Work task » In the material below, the required lines run from the one containing "Hardware: 1 thread" through the one containing "Problem. Estimate the wall time of this run.". Copy those lines exactly, ends included, and nothing else.

■ ■ ■ ■ ■ ■ ■

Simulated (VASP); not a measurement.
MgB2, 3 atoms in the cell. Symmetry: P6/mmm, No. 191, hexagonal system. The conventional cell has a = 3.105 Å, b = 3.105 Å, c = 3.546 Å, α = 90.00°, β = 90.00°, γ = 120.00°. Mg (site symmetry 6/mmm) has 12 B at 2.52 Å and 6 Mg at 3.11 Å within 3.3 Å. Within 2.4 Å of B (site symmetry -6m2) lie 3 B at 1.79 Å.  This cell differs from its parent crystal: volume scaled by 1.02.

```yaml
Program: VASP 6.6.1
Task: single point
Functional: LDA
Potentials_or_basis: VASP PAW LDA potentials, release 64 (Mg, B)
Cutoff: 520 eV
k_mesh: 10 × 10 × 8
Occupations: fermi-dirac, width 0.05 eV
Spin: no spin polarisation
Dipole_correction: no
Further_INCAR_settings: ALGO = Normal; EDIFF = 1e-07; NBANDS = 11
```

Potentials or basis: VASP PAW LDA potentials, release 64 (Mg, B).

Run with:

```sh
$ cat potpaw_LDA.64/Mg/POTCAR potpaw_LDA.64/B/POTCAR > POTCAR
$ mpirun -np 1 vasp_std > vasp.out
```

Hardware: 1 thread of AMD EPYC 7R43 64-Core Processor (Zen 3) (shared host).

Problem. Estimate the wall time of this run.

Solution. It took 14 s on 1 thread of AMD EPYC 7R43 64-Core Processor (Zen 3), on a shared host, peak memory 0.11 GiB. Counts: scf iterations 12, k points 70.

■ ■ ■ ■ ■ ■ ■

Written response »
Hardware: 1 thread of AMD EPYC 7R43 64-Core Processor (Zen 3) (shared host).

Problem. Estimate the wall time of this run.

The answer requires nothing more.